Action item |
The expected answer is every line of the material, reproduced exactly.

Study material |
_____

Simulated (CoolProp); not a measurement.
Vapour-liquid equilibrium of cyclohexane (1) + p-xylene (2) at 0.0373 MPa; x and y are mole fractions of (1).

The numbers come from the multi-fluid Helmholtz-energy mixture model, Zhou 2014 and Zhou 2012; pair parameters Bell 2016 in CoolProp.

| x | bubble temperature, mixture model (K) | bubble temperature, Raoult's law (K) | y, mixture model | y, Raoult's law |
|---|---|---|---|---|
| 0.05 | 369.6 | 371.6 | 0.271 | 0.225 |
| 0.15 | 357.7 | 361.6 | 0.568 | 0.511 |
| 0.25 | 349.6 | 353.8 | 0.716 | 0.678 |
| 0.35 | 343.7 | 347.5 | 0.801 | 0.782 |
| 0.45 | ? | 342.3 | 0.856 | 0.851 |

_____

Your solution |
Simulated (CoolProp); not a measurement.
Vapour-liquid equilibrium of cyclohexane (1) + p-xylene (2) at 0.0373 MPa; x and y are mole fractions of (1).

The numbers come from the multi-fluid Helmholtz-energy mixture model, Zhou 2014 and Zhou 2012; pair parameters Bell 2016 in CoolProp.

| x | bubble temperature, mixture model (K) | bubble temperature, Raoult's law (K) | y, mixture model | y, Raoult's law |
|---|---|---|---|---|
| 0.05 | 369.6 | 371.6 | 0.271 | 0.225 |
| 0.15 | 357.7 | 361.6 | 0.568 | 0.511 |
| 0.25 | 349.6 | 353.8 | 0.716 | 0.678 |
| 0.35 | 343.7 | 347.5 | 0.801 | 0.782 |
| 0.45 | ? | 342.3 | 0.856 | 0.851 |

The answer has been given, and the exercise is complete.